» **Action item**: Print out the full listing below, word for word.

START Records supplied

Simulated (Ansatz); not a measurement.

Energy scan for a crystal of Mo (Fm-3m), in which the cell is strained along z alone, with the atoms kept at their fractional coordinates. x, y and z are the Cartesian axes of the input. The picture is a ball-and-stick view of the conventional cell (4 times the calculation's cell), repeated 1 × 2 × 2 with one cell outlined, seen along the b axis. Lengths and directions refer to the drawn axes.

END Records supplied

» **Task answer**:
Simulated (Ansatz); not a measurement.

Energy scan for a crystal of Mo (Fm-3m), in which the cell is strained along z alone, with the atoms kept at their fractional coordinates. x, y and z are the Cartesian axes of the input. The picture is a ball-and-stick view of the conventional cell (4 times the calculation's cell), repeated 1 × 2 × 2 with one cell outlined, seen along the b axis. Lengths and directions refer to the drawn axes.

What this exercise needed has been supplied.